Assigned task → The full listing should be set down again precisely.

Data for review →
-=-=-=-=-
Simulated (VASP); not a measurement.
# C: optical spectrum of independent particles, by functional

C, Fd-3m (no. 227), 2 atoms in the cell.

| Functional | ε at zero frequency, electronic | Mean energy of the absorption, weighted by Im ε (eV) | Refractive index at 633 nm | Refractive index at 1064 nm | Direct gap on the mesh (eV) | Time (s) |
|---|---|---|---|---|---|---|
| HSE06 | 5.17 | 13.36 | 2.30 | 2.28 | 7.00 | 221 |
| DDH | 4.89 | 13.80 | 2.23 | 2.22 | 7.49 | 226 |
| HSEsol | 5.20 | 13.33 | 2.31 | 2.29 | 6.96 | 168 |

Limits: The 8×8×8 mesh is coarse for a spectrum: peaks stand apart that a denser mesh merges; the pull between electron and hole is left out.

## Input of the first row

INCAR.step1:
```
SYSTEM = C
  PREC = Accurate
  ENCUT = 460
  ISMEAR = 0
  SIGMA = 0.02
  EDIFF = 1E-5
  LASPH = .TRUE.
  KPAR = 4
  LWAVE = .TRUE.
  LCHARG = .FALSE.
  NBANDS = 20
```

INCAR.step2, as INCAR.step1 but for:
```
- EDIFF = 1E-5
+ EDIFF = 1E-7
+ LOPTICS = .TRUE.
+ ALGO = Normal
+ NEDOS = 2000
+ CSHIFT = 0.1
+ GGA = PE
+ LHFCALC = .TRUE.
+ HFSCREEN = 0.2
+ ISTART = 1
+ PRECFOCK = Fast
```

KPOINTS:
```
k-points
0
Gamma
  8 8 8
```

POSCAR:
-=-=-=-=-

Problem solution →
Simulated (VASP); not a measurement.
# C: optical spectrum of independent particles, by functional

C, Fd-3m (no. 227), 2 atoms in the cell.

| Functional | ε at zero frequency, electronic | Mean energy of the absorption, weighted by Im ε (eV) | Refractive index at 633 nm | Refractive index at 1064 nm | Direct gap on the mesh (eV) | Time (s) |
|---|---|---|---|---|---|---|
| HSE06 | 5.17 | 13.36 | 2.30 | 2.28 | 7.00 | 221 |
| DDH | 4.89 | 13.80 | 2.23 | 2.22 | 7.49 | 226 |
| HSEsol | 5.20 | 13.33 | 2.31 | 2.29 | 6.96 | 168 |

Limits: The 8×8×8 mesh is coarse for a spectrum: peaks stand apart that a denser mesh merges; the pull between electron and hole is left out.

## Input of the first row

INCAR.step1:
```
SYSTEM = C
  PREC = Accurate
  ENCUT = 460
  ISMEAR = 0
  SIGMA = 0.02
  EDIFF = 1E-5
  LASPH = .TRUE.
  KPAR = 4
  LWAVE = .TRUE.
  LCHARG = .FALSE.
  NBANDS = 20
```

INCAR.step2, as INCAR.step1 but for:
```
- EDIFF = 1E-5
+ EDIFF = 1E-7
+ LOPTICS = .TRUE.
+ ALGO = Normal
+ NEDOS = 2000
+ CSHIFT = 0.1
+ GGA = PE
+ LHFCALC = .TRUE.
+ HFSCREEN = 0.2
+ ISTART = 1
+ PRECFOCK = Fast
```

KPOINTS:
```
k-points
0
Gamma
  8 8 8
```

POSCAR:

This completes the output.